[Opening Data records section]

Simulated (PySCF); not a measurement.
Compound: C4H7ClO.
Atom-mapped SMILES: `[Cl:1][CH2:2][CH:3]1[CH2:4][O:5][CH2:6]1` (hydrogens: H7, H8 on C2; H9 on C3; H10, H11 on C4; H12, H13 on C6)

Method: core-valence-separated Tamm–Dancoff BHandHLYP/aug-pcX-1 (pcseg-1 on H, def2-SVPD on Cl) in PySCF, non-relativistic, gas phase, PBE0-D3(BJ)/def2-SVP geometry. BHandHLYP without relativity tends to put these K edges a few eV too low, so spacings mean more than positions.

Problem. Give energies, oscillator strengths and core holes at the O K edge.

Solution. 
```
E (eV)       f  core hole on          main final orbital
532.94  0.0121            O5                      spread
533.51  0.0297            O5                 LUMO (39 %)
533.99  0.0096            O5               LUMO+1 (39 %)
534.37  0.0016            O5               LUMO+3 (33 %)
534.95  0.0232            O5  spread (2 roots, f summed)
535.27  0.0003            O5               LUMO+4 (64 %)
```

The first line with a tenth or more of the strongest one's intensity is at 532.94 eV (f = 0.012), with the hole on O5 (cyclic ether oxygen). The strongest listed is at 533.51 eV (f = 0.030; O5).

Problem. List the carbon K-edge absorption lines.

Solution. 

[Closing Data records section]

Keeping each line intact, set down the entire listing once more.

== Exercise result ==
Simulated (PySCF); not a measurement.
Compound: C4H7ClO.
Atom-mapped SMILES: `[Cl:1][CH2:2][CH:3]1[CH2:4][O:5][CH2:6]1` (hydrogens: H7, H8 on C2; H9 on C3; H10, H11 on C4; H12, H13 on C6)

Method: core-valence-separated Tamm–Dancoff BHandHLYP/aug-pcX-1 (pcseg-1 on H, def2-SVPD on Cl) in PySCF, non-relativistic, gas phase, PBE0-D3(BJ)/def2-SVP geometry. BHandHLYP without relativity tends to put these K edges a few eV too low, so spacings mean more than positions.

Problem. Give energies, oscillator strengths and core holes at the O K edge.

Solution. 
```
E (eV)       f  core hole on          main final orbital
532.94  0.0121            O5                      spread
533.51  0.0297            O5                 LUMO (39 %)
533.99  0.0096            O5               LUMO+1 (39 %)
534.37  0.0016            O5               LUMO+3 (33 %)
534.95  0.0232            O5  spread (2 roots, f summed)
535.27  0.0003            O5               LUMO+4 (64 %)
```

The first line with a tenth or more of the strongest one's intensity is at 532.94 eV (f = 0.012), with the hole on O5 (cyclic ether oxygen). The strongest listed is at 533.51 eV (f = 0.030; O5).

Problem. List the carbon K-edge absorption lines.

Solution. 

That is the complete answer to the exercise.